ASSIGNMENT |
Find the line with "The runs below" in the records below. Copy it and every line after it, up to and including the line with "Potentials or basis: VASP".

=====

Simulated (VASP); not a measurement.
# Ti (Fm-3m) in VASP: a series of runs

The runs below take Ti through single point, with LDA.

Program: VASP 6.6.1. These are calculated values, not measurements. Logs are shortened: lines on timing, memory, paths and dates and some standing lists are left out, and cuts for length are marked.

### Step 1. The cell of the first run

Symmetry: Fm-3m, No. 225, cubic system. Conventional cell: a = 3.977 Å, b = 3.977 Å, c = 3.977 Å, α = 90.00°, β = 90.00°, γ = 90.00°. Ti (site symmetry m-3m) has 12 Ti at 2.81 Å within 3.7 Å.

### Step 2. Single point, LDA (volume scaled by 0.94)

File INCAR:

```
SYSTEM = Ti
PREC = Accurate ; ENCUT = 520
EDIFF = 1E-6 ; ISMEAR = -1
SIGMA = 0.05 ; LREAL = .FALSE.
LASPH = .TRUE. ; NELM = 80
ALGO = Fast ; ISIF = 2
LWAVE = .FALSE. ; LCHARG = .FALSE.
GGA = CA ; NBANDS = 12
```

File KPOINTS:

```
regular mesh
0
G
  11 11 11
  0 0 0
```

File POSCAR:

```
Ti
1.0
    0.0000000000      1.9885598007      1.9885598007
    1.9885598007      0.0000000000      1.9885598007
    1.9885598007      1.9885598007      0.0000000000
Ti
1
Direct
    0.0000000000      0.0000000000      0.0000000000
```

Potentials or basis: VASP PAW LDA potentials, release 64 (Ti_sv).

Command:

=====

SOLUTION |
The runs below take Ti through single point, with LDA.

Program: VASP 6.6.1. These are calculated values, not measurements. Logs are shortened: lines on timing, memory, paths and dates and some standing lists are left out, and cuts for length are marked.

### Step 1. The cell of the first run

Symmetry: Fm-3m, No. 225, cubic system. Conventional cell: a = 3.977 Å, b = 3.977 Å, c = 3.977 Å, α = 90.00°, β = 90.00°, γ = 90.00°. Ti (site symmetry m-3m) has 12 Ti at 2.81 Å within 3.7 Å.

### Step 2. Single point, LDA (volume scaled by 0.94)

File INCAR:

```
SYSTEM = Ti
PREC = Accurate ; ENCUT = 520
EDIFF = 1E-6 ; ISMEAR = -1
SIGMA = 0.05 ; LREAL = .FALSE.
LASPH = .TRUE. ; NELM = 80
ALGO = Fast ; ISIF = 2
LWAVE = .FALSE. ; LCHARG = .FALSE.
GGA = CA ; NBANDS = 12
```

File KPOINTS:

```
regular mesh
0
G
  11 11 11
  0 0 0
```

File POSCAR:

```
Ti
1.0
    0.0000000000      1.9885598007      1.9885598007
    1.9885598007      0.0000000000      1.9885598007
    1.9885598007      1.9885598007      0.0000000000
Ti
1
Direct
    0.0000000000      0.0000000000      0.0000000000
```

Potentials or basis: VASP PAW LDA potentials, release 64 (Ti_sv).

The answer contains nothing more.